Entries supplied Start Marker
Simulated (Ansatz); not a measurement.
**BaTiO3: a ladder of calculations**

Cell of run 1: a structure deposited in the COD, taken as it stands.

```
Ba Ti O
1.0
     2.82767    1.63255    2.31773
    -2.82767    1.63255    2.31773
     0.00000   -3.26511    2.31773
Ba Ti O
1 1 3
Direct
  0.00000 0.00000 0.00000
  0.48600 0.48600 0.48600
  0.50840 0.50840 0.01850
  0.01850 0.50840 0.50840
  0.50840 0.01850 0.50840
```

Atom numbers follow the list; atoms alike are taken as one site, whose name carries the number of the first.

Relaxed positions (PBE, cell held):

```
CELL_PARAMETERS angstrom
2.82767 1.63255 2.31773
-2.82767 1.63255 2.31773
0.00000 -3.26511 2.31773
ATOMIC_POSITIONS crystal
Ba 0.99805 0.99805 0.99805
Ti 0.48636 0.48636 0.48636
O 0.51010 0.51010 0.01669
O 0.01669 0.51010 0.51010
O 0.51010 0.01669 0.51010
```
Entries supplied End Marker

[Work order]: Using the data above, restate every record word for word.

[Task response]:
Simulated (Ansatz); not a measurement.
**BaTiO3: a ladder of calculations**

Cell of run 1: a structure deposited in the COD, taken as it stands.

```
Ba Ti O
1.0
     2.82767    1.63255    2.31773
    -2.82767    1.63255    2.31773
     0.00000   -3.26511    2.31773
Ba Ti O
1 1 3
Direct
  0.00000 0.00000 0.00000
  0.48600 0.48600 0.48600
  0.50840 0.50840 0.01850
  0.01850 0.50840 0.50840
  0.50840 0.01850 0.50840
```

Atom numbers follow the list; atoms alike are taken as one site, whose name carries the number of the first.

Relaxed positions (PBE, cell held):

```
CELL_PARAMETERS angstrom
2.82767 1.63255 2.31773
-2.82767 1.63255 2.31773
0.00000 -3.26511 2.31773
ATOMIC_POSITIONS crystal
Ba 0.99805 0.99805 0.99805
Ti 0.48636 0.48636 0.48636
O 0.51010 0.51010 0.01669
O 0.01669 0.51010 0.51010
O 0.51010 0.01669 0.51010
```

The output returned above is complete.